╔══
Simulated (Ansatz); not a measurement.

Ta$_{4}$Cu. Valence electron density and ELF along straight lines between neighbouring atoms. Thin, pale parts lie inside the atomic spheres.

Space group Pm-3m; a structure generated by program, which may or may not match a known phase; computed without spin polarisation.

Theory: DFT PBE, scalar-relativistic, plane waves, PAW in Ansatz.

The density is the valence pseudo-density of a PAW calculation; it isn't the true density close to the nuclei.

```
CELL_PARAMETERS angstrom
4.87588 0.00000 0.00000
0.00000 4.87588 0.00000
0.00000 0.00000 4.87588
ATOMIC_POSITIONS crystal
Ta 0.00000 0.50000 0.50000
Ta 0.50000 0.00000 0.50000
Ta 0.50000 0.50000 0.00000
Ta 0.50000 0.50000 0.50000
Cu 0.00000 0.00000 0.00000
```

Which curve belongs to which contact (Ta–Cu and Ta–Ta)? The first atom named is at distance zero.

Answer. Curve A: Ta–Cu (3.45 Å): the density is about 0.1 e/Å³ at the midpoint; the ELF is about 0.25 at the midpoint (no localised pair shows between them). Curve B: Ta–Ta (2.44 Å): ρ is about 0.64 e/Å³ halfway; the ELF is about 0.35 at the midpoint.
╚══

__WORK ITEM__: All that is wanted is the run of lines from the start of the data through the line containing "Which curve belongs", copied word for word.

__ANSWER AREA__:
Simulated (Ansatz); not a measurement.

Ta$_{4}$Cu. Valence electron density and ELF along straight lines between neighbouring atoms. Thin, pale parts lie inside the atomic spheres.

Space group Pm-3m; a structure generated by program, which may or may not match a known phase; computed without spin polarisation.

Theory: DFT PBE, scalar-relativistic, plane waves, PAW in Ansatz.

The density is the valence pseudo-density of a PAW calculation; it isn't the true density close to the nuclei.

```
CELL_PARAMETERS angstrom
4.87588 0.00000 0.00000
0.00000 4.87588 0.00000
0.00000 0.00000 4.87588
ATOMIC_POSITIONS crystal
Ta 0.00000 0.50000 0.50000
Ta 0.50000 0.00000 0.50000
Ta 0.50000 0.50000 0.00000
Ta 0.50000 0.50000 0.50000
Cu 0.00000 0.00000 0.00000
```

Which curve belongs to which contact (Ta–Cu and Ta–Ta)? The first atom named is at distance zero.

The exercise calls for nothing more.